▶ **Assignment**: Beginning with the first line and ending with the one containing "Compound: C₄H₆FOS (doublet state).", copy the lines of the listing below exactly; omit everything else.

▶ **Recorded data**:

######

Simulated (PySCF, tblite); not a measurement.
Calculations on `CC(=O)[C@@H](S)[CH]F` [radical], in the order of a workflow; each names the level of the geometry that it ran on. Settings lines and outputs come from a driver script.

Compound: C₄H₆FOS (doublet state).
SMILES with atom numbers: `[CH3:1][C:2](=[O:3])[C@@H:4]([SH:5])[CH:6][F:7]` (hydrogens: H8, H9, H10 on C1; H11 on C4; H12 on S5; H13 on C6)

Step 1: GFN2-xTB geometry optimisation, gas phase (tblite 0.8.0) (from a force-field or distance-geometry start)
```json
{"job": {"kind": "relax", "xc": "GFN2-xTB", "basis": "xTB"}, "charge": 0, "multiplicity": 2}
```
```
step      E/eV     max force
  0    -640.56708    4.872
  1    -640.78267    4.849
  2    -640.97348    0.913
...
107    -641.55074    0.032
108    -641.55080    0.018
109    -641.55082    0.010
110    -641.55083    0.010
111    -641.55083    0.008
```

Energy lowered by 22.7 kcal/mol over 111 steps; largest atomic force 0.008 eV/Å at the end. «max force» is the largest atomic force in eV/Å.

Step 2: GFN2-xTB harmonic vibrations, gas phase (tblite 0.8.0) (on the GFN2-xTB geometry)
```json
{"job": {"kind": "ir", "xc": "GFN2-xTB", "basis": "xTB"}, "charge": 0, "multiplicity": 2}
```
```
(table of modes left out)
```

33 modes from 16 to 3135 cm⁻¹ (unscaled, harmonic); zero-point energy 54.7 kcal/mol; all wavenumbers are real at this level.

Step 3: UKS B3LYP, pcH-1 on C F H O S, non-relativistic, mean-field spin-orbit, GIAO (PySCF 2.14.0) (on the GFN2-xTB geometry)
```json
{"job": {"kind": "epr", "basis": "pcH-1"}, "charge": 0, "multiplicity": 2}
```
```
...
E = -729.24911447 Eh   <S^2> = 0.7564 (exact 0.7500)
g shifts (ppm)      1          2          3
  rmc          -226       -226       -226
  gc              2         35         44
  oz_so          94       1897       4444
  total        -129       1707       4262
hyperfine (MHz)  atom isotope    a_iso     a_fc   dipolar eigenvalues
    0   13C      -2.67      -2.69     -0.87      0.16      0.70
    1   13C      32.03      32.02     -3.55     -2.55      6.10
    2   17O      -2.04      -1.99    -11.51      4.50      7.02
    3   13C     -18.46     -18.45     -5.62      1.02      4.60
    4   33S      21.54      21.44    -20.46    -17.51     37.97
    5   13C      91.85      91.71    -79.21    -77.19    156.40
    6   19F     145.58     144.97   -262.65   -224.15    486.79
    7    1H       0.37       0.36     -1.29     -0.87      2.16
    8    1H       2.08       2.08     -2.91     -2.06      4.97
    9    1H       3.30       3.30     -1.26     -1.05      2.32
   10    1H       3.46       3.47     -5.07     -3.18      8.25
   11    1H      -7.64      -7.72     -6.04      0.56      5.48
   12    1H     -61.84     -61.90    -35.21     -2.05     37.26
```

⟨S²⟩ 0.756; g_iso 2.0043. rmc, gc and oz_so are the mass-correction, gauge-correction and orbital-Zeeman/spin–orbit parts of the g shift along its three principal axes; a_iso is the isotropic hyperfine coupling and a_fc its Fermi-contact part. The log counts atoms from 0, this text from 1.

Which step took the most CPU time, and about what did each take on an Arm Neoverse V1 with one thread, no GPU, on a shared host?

######

▶ **Problem solution**:
Simulated (PySCF, tblite); not a measurement.
Calculations on `CC(=O)[C@@H](S)[CH]F` [radical], in the order of a workflow; each names the level of the geometry that it ran on. Settings lines and outputs come from a driver script.

Compound: C₄H₆FOS (doublet state).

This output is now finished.